### Assignment:
Please copy, exactly as they appear below, the lines from the one containing "B3LYP-D3(BJ)/def2-TZVP geometries, fixed;" through the one containing "Charge +1, spin multiplicity 1.".

### Provided records:
*** Begin section ***
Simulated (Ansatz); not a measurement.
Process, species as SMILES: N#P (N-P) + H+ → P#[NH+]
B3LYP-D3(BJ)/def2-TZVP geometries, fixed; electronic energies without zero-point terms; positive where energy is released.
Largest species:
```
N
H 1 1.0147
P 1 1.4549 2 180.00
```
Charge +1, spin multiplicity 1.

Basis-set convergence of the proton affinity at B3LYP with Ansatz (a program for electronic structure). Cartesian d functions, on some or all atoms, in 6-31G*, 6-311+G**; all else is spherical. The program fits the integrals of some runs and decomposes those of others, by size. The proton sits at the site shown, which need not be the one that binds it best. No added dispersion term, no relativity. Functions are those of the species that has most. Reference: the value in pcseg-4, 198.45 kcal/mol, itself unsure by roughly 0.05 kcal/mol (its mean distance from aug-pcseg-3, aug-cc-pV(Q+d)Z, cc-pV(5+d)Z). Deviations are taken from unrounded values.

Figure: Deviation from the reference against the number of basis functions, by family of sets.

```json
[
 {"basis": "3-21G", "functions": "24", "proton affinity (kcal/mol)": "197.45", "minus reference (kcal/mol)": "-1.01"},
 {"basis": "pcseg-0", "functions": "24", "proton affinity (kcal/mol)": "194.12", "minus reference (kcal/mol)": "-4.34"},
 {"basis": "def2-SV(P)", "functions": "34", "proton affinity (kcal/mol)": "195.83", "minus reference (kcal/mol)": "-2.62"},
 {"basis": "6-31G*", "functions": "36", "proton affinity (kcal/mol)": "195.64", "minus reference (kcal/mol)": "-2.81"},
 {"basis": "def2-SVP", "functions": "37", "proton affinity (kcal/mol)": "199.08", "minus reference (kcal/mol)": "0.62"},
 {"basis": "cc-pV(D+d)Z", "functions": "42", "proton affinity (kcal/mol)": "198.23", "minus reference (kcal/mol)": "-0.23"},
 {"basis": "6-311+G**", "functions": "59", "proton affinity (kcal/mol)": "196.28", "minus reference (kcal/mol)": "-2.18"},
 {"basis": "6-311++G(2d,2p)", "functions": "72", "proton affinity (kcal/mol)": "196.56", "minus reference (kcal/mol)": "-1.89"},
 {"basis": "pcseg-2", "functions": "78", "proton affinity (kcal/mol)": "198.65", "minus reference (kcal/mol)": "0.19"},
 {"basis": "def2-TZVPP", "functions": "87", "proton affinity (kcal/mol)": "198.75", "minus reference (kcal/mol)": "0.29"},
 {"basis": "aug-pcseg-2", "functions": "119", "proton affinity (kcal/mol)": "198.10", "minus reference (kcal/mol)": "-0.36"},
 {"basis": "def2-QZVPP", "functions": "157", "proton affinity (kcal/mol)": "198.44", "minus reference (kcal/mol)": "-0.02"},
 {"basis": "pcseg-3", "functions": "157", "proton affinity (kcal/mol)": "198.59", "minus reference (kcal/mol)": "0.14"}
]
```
*** End section ***

### Task solution:
B3LYP-D3(BJ)/def2-TZVP geometries, fixed; electronic energies without zero-point terms; positive where energy is released.
Largest species:
```
N
H 1 1.0147
P 1 1.4549 2 180.00
```
Charge +1, spin multiplicity 1.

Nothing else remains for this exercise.